:: Action item ::
Your answer should be the lines from the start of the records through the line with "Answer: r2SCAN: the", copied word for word.

──────── Given information ────────
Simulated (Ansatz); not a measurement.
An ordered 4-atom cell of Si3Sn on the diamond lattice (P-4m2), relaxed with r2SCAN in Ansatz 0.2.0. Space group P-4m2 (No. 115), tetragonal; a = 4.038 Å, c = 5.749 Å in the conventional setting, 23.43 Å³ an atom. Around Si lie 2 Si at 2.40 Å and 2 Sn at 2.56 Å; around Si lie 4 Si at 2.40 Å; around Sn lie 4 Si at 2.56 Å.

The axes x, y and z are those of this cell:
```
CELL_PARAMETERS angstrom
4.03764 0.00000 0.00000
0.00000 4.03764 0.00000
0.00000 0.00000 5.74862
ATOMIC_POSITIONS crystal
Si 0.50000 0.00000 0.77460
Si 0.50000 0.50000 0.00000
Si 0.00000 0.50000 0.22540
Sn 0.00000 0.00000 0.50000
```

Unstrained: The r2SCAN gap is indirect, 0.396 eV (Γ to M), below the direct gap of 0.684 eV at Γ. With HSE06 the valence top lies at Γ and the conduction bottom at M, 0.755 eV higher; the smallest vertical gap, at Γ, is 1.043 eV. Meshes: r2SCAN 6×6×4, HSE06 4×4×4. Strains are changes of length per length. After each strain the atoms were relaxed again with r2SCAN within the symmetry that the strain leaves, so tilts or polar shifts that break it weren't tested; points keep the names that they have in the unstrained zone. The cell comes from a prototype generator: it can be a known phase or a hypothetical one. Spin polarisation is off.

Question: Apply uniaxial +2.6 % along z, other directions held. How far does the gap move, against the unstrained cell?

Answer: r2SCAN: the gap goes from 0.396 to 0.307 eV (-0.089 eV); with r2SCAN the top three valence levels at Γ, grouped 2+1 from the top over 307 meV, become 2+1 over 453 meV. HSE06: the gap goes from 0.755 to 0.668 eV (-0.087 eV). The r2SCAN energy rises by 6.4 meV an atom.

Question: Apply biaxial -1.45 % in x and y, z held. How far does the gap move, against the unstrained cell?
────────

:: Task answer ::
Simulated (Ansatz); not a measurement.
An ordered 4-atom cell of Si3Sn on the diamond lattice (P-4m2), relaxed with r2SCAN in Ansatz 0.2.0. Space group P-4m2 (No. 115), tetragonal; a = 4.038 Å, c = 5.749 Å in the conventional setting, 23.43 Å³ an atom. Around Si lie 2 Si at 2.40 Å and 2 Sn at 2.56 Å; around Si lie 4 Si at 2.40 Å; around Sn lie 4 Si at 2.56 Å.

The axes x, y and z are those of this cell:
```
CELL_PARAMETERS angstrom
4.03764 0.00000 0.00000
0.00000 4.03764 0.00000
0.00000 0.00000 5.74862
ATOMIC_POSITIONS crystal
Si 0.50000 0.00000 0.77460
Si 0.50000 0.50000 0.00000
Si 0.00000 0.50000 0.22540
Sn 0.00000 0.00000 0.50000
```

Unstrained: The r2SCAN gap is indirect, 0.396 eV (Γ to M), below the direct gap of 0.684 eV at Γ. With HSE06 the valence top lies at Γ and the conduction bottom at M, 0.755 eV higher; the smallest vertical gap, at Γ, is 1.043 eV. Meshes: r2SCAN 6×6×4, HSE06 4×4×4. Strains are changes of length per length. After each strain the atoms were relaxed again with r2SCAN within the symmetry that the strain leaves, so tilts or polar shifts that break it weren't tested; points keep the names that they have in the unstrained zone. The cell comes from a prototype generator: it can be a known phase or a hypothetical one. Spin polarisation is off.

Question: Apply uniaxial +2.6 % along z, other directions held. How far does the gap move, against the unstrained cell?

Answer: r2SCAN: the gap goes from 0.396 to 0.307 eV (-0.089 eV); with r2SCAN the top three valence levels at Γ, grouped 2+1 from the top over 307 meV, become 2+1 over 453 meV. HSE06: the gap goes from 0.755 to 0.668 eV (-0.087 eV). The r2SCAN energy rises by 6.4 meV an atom.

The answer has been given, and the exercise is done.